*** Information provided ***

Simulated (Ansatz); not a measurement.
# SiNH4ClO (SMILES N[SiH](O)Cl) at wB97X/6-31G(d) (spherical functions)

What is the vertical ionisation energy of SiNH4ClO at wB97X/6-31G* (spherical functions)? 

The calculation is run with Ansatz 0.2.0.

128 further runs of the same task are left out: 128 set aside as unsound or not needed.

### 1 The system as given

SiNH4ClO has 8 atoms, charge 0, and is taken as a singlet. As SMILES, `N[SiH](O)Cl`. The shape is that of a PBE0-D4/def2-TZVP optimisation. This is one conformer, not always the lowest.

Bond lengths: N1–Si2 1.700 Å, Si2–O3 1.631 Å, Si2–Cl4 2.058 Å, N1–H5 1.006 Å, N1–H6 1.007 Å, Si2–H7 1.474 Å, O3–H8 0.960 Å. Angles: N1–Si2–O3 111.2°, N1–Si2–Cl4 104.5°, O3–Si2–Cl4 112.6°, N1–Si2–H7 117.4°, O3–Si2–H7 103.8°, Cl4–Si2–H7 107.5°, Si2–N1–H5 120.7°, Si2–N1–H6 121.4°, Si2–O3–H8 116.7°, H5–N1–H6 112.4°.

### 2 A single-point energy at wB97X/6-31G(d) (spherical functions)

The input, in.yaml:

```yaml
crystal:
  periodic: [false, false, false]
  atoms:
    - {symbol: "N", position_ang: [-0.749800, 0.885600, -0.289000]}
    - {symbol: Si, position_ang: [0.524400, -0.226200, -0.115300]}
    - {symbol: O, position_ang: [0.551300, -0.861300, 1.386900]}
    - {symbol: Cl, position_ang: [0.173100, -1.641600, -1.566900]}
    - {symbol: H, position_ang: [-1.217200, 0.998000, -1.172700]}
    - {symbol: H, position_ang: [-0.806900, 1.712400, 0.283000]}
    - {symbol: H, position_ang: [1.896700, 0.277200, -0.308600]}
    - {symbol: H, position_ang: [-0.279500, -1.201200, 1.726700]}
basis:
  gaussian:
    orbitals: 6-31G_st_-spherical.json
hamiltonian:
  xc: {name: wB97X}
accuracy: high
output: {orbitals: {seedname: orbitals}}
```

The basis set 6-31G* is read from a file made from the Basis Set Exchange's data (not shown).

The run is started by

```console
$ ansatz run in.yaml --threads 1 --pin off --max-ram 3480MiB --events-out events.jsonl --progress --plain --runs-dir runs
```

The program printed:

***

→ Assignment
Up to and including the line with "The calculation is run with Ansatz 0.2.0.", restate the records above word for word from the very first line.

→ Response box
Simulated (Ansatz); not a measurement.
# SiNH4ClO (SMILES N[SiH](O)Cl) at wB97X/6-31G(d) (spherical functions)

What is the vertical ionisation energy of SiNH4ClO at wB97X/6-31G* (spherical functions)? 

The calculation is run with Ansatz 0.2.0.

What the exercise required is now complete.